### Data for review
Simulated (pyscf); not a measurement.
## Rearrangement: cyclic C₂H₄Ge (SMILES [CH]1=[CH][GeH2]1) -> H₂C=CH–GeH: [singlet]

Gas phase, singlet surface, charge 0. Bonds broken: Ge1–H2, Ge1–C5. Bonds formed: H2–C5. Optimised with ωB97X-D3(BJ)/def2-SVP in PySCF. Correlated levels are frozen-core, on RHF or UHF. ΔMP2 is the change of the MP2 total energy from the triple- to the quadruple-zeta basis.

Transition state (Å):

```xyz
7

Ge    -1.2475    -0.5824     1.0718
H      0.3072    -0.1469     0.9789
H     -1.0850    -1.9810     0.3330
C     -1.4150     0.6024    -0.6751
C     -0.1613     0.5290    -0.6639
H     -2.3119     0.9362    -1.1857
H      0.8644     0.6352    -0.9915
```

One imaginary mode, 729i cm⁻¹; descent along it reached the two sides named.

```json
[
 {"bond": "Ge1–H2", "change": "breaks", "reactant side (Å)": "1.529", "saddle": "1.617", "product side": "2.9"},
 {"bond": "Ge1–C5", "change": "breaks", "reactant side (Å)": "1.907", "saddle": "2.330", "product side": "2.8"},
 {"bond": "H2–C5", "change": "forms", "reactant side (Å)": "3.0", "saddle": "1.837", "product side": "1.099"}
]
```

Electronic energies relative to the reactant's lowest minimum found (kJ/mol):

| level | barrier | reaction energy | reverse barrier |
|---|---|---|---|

### Assigned task
Return word for word the lines above from the line with "Gas phase, singlet" to the line with "reverse barrier |", including both and leaving out all others.

### Written response
Gas phase, singlet surface, charge 0. Bonds broken: Ge1–H2, Ge1–C5. Bonds formed: H2–C5. Optimised with ωB97X-D3(BJ)/def2-SVP in PySCF. Correlated levels are frozen-core, on RHF or UHF. ΔMP2 is the change of the MP2 total energy from the triple- to the quadruple-zeta basis.

Transition state (Å):

```xyz
7

Ge    -1.2475    -0.5824     1.0718
H      0.3072    -0.1469     0.9789
H     -1.0850    -1.9810     0.3330
C     -1.4150     0.6024    -0.6751
C     -0.1613     0.5290    -0.6639
H     -2.3119     0.9362    -1.1857
H      0.8644     0.6352    -0.9915
```

One imaginary mode, 729i cm⁻¹; descent along it reached the two sides named.

```json
[
 {"bond": "Ge1–H2", "change": "breaks", "reactant side (Å)": "1.529", "saddle": "1.617", "product side": "2.9"},
 {"bond": "Ge1–C5", "change": "breaks", "reactant side (Å)": "1.907", "saddle": "2.330", "product side": "2.8"},
 {"bond": "H2–C5", "change": "forms", "reactant side (Å)": "3.0", "saddle": "1.837", "product side": "1.099"}
]
```

Electronic energies relative to the reactant's lowest minimum found (kJ/mol):

| level | barrier | reaction energy | reverse barrier |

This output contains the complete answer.